> **ACTION ITEM**
Copy out the data line by line exactly, from its start to the line bearing "PySCF calculation with", inclusive.

+===+
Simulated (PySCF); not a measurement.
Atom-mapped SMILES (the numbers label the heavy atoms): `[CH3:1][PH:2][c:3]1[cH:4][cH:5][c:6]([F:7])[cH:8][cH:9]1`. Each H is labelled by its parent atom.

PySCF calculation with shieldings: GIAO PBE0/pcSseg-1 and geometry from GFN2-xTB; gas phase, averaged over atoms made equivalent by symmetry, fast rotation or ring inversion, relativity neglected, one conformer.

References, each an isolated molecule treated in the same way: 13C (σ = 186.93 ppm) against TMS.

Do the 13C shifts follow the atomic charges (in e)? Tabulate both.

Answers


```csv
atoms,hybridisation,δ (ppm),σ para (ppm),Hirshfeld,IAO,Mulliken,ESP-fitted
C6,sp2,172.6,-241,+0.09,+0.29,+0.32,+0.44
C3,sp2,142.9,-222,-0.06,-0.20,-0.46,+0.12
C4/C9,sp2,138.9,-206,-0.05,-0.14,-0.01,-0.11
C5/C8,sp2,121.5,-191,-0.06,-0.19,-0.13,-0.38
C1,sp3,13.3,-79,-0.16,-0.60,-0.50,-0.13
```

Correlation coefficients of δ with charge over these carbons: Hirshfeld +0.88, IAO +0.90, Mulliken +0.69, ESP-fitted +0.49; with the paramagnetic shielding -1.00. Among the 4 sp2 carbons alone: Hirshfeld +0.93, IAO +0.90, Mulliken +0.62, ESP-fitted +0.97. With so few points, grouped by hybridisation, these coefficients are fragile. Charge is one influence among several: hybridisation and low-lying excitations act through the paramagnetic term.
+===+

> **TASK SOLUTION**
Simulated (PySCF); not a measurement.
Atom-mapped SMILES (the numbers label the heavy atoms): `[CH3:1][PH:2][c:3]1[cH:4][cH:5][c:6]([F:7])[cH:8][cH:9]1`. Each H is labelled by its parent atom.

PySCF calculation with shieldings: GIAO PBE0/pcSseg-1 and geometry from GFN2-xTB; gas phase, averaged over atoms made equivalent by symmetry, fast rotation or ring inversion, relativity neglected, one conformer.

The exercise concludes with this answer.